*Required action:* When you reach the line containing "mesh | 3 × 3 × 3 |" in the entries below, begin reproducing lines exactly, and stop once the line containing "Question: How do" is done.

——————————

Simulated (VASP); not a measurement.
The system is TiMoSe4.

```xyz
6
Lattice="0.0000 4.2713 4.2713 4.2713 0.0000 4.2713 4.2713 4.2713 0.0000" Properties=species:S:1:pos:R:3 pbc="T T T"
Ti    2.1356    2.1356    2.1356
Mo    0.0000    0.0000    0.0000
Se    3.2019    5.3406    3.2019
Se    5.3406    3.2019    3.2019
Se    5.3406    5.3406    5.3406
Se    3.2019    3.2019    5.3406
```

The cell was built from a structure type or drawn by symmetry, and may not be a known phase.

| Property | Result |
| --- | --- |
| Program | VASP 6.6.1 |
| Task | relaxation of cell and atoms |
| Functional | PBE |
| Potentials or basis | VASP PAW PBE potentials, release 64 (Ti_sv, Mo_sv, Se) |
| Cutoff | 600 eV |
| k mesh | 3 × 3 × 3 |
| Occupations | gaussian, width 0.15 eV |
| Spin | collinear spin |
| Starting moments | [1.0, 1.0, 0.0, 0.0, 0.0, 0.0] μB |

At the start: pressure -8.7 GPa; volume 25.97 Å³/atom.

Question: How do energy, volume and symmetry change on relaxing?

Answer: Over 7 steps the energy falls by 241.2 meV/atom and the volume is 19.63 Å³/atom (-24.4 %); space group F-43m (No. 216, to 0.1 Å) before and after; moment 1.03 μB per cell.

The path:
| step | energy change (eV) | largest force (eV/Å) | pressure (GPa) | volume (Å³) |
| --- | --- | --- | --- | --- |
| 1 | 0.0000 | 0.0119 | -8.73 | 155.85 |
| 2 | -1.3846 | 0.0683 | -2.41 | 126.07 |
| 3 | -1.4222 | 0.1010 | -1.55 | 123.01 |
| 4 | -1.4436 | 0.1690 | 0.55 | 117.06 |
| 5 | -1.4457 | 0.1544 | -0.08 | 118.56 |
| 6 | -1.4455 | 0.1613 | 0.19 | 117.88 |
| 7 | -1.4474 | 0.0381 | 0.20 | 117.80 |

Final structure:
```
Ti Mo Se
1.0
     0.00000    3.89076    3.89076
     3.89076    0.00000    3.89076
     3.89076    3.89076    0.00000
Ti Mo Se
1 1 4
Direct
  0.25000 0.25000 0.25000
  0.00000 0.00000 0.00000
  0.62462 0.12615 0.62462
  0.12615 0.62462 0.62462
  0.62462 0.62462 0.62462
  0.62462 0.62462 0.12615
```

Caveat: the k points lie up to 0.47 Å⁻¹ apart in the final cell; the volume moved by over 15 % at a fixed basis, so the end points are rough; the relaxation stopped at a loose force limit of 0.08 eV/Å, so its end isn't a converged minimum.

——————————

*Exercise response:*
| k mesh | 3 × 3 × 3 |
| Occupations | gaussian, width 0.15 eV |
| Spin | collinear spin |
| Starting moments | [1.0, 1.0, 0.0, 0.0, 0.0, 0.0] μB |

At the start: pressure -8.7 GPa; volume 25.97 Å³/atom.

Question: How do energy, volume and symmetry change on relaxing?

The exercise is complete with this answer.